* **INFORMATION GIVEN**
#####

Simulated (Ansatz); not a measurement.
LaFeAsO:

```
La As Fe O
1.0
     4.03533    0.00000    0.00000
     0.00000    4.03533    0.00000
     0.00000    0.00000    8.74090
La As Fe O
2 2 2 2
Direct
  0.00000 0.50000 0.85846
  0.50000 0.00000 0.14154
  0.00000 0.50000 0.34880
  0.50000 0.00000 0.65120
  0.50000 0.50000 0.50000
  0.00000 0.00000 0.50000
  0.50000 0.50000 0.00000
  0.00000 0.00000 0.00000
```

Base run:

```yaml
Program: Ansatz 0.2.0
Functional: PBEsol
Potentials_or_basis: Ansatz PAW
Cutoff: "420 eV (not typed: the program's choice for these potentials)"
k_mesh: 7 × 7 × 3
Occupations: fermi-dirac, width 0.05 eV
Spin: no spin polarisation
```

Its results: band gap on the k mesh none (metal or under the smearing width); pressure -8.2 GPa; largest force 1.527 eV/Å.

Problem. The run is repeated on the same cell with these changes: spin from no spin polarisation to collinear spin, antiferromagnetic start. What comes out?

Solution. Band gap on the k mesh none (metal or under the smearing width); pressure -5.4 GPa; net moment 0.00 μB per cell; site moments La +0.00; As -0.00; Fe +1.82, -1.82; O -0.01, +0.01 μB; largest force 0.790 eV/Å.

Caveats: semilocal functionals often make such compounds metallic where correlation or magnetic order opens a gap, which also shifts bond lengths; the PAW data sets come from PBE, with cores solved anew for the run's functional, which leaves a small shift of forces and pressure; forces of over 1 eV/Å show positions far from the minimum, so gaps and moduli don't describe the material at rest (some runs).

#####

* **TASK ITEM**
Print exactly, and only, the lines beginning at the top of the listing and ending at the line with "Solution. Band gap".

* **EXERCISE ANSWER**
Simulated (Ansatz); not a measurement.
LaFeAsO:

```
La As Fe O
1.0
     4.03533    0.00000    0.00000
     0.00000    4.03533    0.00000
     0.00000    0.00000    8.74090
La As Fe O
2 2 2 2
Direct
  0.00000 0.50000 0.85846
  0.50000 0.00000 0.14154
  0.00000 0.50000 0.34880
  0.50000 0.00000 0.65120
  0.50000 0.50000 0.50000
  0.00000 0.00000 0.50000
  0.50000 0.50000 0.00000
  0.00000 0.00000 0.00000
```

Base run:

```yaml
Program: Ansatz 0.2.0
Functional: PBEsol
Potentials_or_basis: Ansatz PAW
Cutoff: "420 eV (not typed: the program's choice for these potentials)"
k_mesh: 7 × 7 × 3
Occupations: fermi-dirac, width 0.05 eV
Spin: no spin polarisation
```

Its results: band gap on the k mesh none (metal or under the smearing width); pressure -8.2 GPa; largest force 1.527 eV/Å.

Problem. The run is repeated on the same cell with these changes: spin from no spin polarisation to collinear spin, antiferromagnetic start. What comes out?

Solution. Band gap on the k mesh none (metal or under the smearing width); pressure -5.4 GPa; net moment 0.00 μB per cell; site moments La +0.00; As -0.00; Fe +1.82, -1.82; O -0.01, +0.01 μB; largest force 0.790 eV/Å.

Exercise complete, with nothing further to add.